→ Work item: Below are the entries; give again exactly the lines from the one mentioning "[VBr4]-: what the settings change" through the one mentioning "Method (PySCF 2.14, density", inclusive.

→ Material provided:
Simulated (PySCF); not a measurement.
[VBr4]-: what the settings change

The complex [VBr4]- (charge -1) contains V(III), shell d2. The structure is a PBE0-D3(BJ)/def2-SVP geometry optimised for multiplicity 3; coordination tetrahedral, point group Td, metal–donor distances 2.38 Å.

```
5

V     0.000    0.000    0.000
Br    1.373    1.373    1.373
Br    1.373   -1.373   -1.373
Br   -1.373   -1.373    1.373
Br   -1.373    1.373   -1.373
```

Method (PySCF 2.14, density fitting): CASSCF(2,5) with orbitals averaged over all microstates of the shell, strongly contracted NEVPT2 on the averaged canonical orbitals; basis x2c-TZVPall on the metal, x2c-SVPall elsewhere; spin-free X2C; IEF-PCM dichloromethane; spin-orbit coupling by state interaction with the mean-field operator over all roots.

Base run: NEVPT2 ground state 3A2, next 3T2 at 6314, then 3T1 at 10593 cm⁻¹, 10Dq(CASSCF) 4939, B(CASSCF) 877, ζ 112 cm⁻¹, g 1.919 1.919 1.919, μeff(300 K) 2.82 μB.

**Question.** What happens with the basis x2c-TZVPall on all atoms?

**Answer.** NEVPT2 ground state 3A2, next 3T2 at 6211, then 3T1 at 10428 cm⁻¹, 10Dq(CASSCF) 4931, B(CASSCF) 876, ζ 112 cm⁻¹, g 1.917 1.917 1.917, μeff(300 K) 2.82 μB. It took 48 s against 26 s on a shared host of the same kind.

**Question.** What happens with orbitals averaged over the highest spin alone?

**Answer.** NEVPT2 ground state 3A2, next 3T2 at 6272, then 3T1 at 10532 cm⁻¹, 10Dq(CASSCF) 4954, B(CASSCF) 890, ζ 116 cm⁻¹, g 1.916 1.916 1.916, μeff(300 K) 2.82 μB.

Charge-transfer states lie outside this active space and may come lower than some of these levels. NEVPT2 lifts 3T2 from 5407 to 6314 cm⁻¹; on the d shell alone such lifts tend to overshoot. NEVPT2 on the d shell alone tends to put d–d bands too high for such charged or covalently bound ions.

→ Result:
[VBr4]-: what the settings change

The complex [VBr4]- (charge -1) contains V(III), shell d2. The structure is a PBE0-D3(BJ)/def2-SVP geometry optimised for multiplicity 3; coordination tetrahedral, point group Td, metal–donor distances 2.38 Å.

```
5

V     0.000    0.000    0.000
Br    1.373    1.373    1.373
Br    1.373   -1.373   -1.373
Br   -1.373   -1.373    1.373
Br   -1.373    1.373   -1.373
```

Method (PySCF 2.14, density fitting): CASSCF(2,5) with orbitals averaged over all microstates of the shell, strongly contracted NEVPT2 on the averaged canonical orbitals; basis x2c-TZVPall on the metal, x2c-SVPall elsewhere; spin-free X2C; IEF-PCM dichloromethane; spin-orbit coupling by state interaction with the mean-field operator over all roots.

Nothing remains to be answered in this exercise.